_Supplied records_:
________________________________________

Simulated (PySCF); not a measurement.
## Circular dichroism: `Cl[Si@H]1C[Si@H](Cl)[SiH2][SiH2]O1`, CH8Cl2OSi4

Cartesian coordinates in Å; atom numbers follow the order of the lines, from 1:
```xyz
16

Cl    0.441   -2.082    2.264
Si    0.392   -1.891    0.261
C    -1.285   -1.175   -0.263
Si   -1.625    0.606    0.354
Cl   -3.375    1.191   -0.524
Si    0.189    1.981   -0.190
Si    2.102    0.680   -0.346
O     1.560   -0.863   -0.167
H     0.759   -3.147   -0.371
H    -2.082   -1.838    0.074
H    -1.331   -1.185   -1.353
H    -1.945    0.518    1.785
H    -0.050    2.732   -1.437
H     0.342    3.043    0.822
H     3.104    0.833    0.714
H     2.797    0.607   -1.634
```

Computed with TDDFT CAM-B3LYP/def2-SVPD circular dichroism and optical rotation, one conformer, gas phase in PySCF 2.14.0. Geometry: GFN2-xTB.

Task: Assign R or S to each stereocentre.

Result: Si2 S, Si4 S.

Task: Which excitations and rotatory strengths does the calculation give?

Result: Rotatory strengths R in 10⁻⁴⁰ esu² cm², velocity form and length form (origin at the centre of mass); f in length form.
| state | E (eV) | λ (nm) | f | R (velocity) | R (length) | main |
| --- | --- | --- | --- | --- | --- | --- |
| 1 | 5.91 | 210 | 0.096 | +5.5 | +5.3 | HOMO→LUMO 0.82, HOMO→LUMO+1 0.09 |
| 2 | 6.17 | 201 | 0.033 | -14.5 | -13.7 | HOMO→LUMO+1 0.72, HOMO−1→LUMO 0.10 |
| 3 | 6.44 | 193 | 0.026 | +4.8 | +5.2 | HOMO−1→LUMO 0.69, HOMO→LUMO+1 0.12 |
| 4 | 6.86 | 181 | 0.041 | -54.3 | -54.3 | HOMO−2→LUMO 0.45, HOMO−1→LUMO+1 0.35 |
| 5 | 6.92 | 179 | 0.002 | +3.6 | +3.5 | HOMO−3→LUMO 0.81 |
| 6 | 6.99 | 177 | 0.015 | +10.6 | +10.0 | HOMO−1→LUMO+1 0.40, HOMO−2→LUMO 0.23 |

________________________________________

_Exercise_: The response should be the listing above, limited to the lines between the one holding "Task: Assign R or S to each stereocentre." and the one holding "HOMO−3→LUMO 0.81 |", inclusive, reproduced exactly.

_Answer space_:
Task: Assign R or S to each stereocentre.

Result: Si2 S, Si4 S.

Task: Which excitations and rotatory strengths does the calculation give?

Result: Rotatory strengths R in 10⁻⁴⁰ esu² cm², velocity form and length form (origin at the centre of mass); f in length form.
| state | E (eV) | λ (nm) | f | R (velocity) | R (length) | main |
| --- | --- | --- | --- | --- | --- | --- |
| 1 | 5.91 | 210 | 0.096 | +5.5 | +5.3 | HOMO→LUMO 0.82, HOMO→LUMO+1 0.09 |
| 2 | 6.17 | 201 | 0.033 | -14.5 | -13.7 | HOMO→LUMO+1 0.72, HOMO−1→LUMO 0.10 |
| 3 | 6.44 | 193 | 0.026 | +4.8 | +5.2 | HOMO−1→LUMO 0.69, HOMO→LUMO+1 0.12 |
| 4 | 6.86 | 181 | 0.041 | -54.3 | -54.3 | HOMO−2→LUMO 0.45, HOMO−1→LUMO+1 0.35 |
| 5 | 6.92 | 179 | 0.002 | +3.6 | +3.5 | HOMO−3→LUMO 0.81 |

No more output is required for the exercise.